> _RECORDS PROVIDED_:
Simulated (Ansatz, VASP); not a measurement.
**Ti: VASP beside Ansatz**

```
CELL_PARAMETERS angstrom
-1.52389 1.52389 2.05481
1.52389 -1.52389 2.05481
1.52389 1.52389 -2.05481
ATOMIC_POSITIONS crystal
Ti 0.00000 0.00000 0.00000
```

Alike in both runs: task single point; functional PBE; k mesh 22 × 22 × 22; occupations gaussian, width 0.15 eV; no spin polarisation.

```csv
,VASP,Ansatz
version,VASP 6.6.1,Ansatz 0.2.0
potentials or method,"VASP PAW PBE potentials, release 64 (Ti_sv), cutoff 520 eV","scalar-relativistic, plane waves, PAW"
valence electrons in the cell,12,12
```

> _WORK ITEM_: Every line of the data above should be copied exactly.

> _RESPONSE AREA_:
Simulated (Ansatz, VASP); not a measurement.
**Ti: VASP beside Ansatz**

```
CELL_PARAMETERS angstrom
-1.52389 1.52389 2.05481
1.52389 -1.52389 2.05481
1.52389 1.52389 -2.05481
ATOMIC_POSITIONS crystal
Ti 0.00000 0.00000 0.00000
```

Alike in both runs: task single point; functional PBE; k mesh 22 × 22 × 22; occupations gaussian, width 0.15 eV; no spin polarisation.

```csv
,VASP,Ansatz
version,VASP 6.6.1,Ansatz 0.2.0
potentials or method,"VASP PAW PBE potentials, release 64 (Ti_sv), cutoff 520 eV","scalar-relativistic, plane waves, PAW"
valence electrons in the cell,12,12
```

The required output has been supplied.